MATERIAL SUPPLIED:
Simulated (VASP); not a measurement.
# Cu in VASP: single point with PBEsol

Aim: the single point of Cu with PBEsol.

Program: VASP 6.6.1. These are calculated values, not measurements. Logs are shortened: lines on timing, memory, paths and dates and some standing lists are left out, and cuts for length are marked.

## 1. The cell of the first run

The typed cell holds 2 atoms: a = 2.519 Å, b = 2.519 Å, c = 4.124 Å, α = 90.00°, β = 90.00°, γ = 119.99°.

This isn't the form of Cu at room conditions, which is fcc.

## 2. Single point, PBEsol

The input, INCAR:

WORK ORDER: Every record is to be repeated exactly as it stands above.

REPLY:
Simulated (VASP); not a measurement.
# Cu in VASP: single point with PBEsol

Aim: the single point of Cu with PBEsol.

Program: VASP 6.6.1. These are calculated values, not measurements. Logs are shortened: lines on timing, memory, paths and dates and some standing lists are left out, and cuts for length are marked.

## 1. The cell of the first run

The typed cell holds 2 atoms: a = 2.519 Å, b = 2.519 Å, c = 4.124 Å, α = 90.00°, β = 90.00°, γ = 119.99°.

This isn't the form of Cu at room conditions, which is fcc.

## 2. Single point, PBEsol

The input, INCAR:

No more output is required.